**EXERCISE**
Give an exact copy of the lines from the beginning of the listing below to the "Dipole correction: no" line, inclusive.

Segment Start: SUPPLIED DATA

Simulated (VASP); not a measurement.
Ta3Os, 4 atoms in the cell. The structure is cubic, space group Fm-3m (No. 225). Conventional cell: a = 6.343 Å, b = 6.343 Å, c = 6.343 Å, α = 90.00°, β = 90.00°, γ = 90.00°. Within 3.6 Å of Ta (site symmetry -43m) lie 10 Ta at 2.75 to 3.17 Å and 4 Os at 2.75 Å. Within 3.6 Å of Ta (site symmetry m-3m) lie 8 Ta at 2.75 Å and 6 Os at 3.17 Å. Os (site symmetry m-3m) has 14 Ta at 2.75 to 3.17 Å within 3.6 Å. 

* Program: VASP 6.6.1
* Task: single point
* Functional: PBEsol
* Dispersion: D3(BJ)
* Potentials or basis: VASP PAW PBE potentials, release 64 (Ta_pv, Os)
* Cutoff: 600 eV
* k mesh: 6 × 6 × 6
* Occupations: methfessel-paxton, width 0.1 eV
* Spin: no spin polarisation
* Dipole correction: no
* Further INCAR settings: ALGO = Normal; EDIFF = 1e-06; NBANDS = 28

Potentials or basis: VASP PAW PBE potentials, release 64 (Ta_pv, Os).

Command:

Segment End: SUPPLIED DATA

**EXERCISE RESULT**
Simulated (VASP); not a measurement.
Ta3Os, 4 atoms in the cell. The structure is cubic, space group Fm-3m (No. 225). Conventional cell: a = 6.343 Å, b = 6.343 Å, c = 6.343 Å, α = 90.00°, β = 90.00°, γ = 90.00°. Within 3.6 Å of Ta (site symmetry -43m) lie 10 Ta at 2.75 to 3.17 Å and 4 Os at 2.75 Å. Within 3.6 Å of Ta (site symmetry m-3m) lie 8 Ta at 2.75 Å and 6 Os at 3.17 Å. Os (site symmetry m-3m) has 14 Ta at 2.75 to 3.17 Å within 3.6 Å. 

* Program: VASP 6.6.1
* Task: single point
* Functional: PBEsol
* Dispersion: D3(BJ)
* Potentials or basis: VASP PAW PBE potentials, release 64 (Ta_pv, Os)
* Cutoff: 600 eV
* k mesh: 6 × 6 × 6
* Occupations: methfessel-paxton, width 0.1 eV
* Spin: no spin polarisation
* Dipole correction: no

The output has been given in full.